From the first line of the records down to the one that holds "[CoI(H2O)5]2+ (CoIO5H10²⁺) was", transcribe each line exactly and add nothing.

•••
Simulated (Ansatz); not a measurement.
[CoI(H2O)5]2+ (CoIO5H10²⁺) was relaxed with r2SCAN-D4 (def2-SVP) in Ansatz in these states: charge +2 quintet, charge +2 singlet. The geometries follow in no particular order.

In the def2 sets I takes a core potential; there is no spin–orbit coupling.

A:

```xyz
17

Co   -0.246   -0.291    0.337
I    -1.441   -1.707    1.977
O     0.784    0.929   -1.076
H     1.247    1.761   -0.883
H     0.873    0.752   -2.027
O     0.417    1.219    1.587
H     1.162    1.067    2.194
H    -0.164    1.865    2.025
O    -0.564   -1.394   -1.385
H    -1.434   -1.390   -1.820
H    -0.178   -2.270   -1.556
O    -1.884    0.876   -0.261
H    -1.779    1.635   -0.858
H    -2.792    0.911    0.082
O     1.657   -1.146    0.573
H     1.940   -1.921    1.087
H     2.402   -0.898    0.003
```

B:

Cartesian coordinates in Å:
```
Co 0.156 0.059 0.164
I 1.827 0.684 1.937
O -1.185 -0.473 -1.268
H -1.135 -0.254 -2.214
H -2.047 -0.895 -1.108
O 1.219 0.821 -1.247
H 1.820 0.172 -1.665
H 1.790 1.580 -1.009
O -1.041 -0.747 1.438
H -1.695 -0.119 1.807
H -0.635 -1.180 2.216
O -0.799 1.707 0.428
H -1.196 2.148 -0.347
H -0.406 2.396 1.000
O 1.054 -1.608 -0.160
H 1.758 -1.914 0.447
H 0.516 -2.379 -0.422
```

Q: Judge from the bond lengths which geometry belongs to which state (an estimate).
•••

Your response >>
Simulated (Ansatz); not a measurement.
[CoI(H2O)5]2+ (CoIO5H10²⁺) was relaxed with r2SCAN-D4 (def2-SVP) in Ansatz in these states: charge +2 quintet, charge +2 singlet. The geometries follow in no particular order.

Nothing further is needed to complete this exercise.